ASSIGNED TASK.
This task calls for printing every entry exactly.

+++ EXTRACTED MATERIAL

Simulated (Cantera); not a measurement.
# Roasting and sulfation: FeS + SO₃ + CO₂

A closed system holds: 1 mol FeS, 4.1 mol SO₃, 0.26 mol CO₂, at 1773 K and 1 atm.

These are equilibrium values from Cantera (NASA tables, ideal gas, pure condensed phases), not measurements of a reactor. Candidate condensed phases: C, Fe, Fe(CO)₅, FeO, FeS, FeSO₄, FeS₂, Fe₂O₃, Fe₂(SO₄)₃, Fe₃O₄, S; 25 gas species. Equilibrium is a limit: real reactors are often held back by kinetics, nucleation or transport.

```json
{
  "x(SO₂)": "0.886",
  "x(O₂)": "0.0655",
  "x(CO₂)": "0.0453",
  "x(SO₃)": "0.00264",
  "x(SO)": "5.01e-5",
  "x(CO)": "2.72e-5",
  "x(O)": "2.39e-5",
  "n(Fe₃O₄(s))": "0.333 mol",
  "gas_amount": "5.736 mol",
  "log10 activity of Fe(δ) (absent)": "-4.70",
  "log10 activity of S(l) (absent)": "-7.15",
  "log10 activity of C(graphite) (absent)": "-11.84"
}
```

++++++

EXERCISE ANSWER.
Simulated (Cantera); not a measurement.
# Roasting and sulfation: FeS + SO₃ + CO₂

A closed system holds: 1 mol FeS, 4.1 mol SO₃, 0.26 mol CO₂, at 1773 K and 1 atm.

These are equilibrium values from Cantera (NASA tables, ideal gas, pure condensed phases), not measurements of a reactor. Candidate condensed phases: C, Fe, Fe(CO)₅, FeO, FeS, FeSO₄, FeS₂, Fe₂O₃, Fe₂(SO₄)₃, Fe₃O₄, S; 25 gas species. Equilibrium is a limit: real reactors are often held back by kinetics, nucleation or transport.

```json
{
  "x(SO₂)": "0.886",
  "x(O₂)": "0.0655",
  "x(CO₂)": "0.0453",
  "x(SO₃)": "0.00264",
  "x(SO)": "5.01e-5",
  "x(CO)": "2.72e-5",
  "x(O)": "2.39e-5",
  "n(Fe₃O₄(s))": "0.333 mol",
  "gas_amount": "5.736 mol",
  "log10 activity of Fe(δ) (absent)": "-4.70",
  "log10 activity of S(l) (absent)": "-7.15",
  "log10 activity of C(graphite) (absent)": "-11.84"
}
```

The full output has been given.